======== Entries provided
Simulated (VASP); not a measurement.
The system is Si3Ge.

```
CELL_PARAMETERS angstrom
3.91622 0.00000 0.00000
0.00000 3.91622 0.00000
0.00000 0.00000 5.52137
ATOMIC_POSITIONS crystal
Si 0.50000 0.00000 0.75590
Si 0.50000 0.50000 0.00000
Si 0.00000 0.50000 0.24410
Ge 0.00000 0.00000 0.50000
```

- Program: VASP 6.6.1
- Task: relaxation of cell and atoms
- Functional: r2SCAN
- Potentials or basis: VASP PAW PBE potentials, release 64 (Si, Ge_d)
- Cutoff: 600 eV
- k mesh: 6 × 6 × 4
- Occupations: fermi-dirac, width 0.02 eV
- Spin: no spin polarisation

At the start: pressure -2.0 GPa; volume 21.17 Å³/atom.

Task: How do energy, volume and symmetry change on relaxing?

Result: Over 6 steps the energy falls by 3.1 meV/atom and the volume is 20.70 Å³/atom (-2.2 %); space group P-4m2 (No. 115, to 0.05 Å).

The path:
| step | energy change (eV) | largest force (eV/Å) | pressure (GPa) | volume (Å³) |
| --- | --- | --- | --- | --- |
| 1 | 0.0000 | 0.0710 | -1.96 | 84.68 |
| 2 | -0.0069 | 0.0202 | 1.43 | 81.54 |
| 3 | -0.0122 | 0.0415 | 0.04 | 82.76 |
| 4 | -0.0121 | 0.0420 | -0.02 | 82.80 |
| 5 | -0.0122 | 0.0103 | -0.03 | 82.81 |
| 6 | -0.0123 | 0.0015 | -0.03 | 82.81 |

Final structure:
================

Take the listing above from its first line through the line containing "Task: How do", and transcribe that stretch exactly, with no other lines.

#### Task solution
Simulated (VASP); not a measurement.
The system is Si3Ge.

```
CELL_PARAMETERS angstrom
3.91622 0.00000 0.00000
0.00000 3.91622 0.00000
0.00000 0.00000 5.52137
ATOMIC_POSITIONS crystal
Si 0.50000 0.00000 0.75590
Si 0.50000 0.50000 0.00000
Si 0.00000 0.50000 0.24410
Ge 0.00000 0.00000 0.50000
```

- Program: VASP 6.6.1
- Task: relaxation of cell and atoms
- Functional: r2SCAN
- Potentials or basis: VASP PAW PBE potentials, release 64 (Si, Ge_d)
- Cutoff: 600 eV
- k mesh: 6 × 6 × 4
- Occupations: fermi-dirac, width 0.02 eV
- Spin: no spin polarisation

At the start: pressure -2.0 GPa; volume 21.17 Å³/atom.

Task: How do energy, volume and symmetry change on relaxing?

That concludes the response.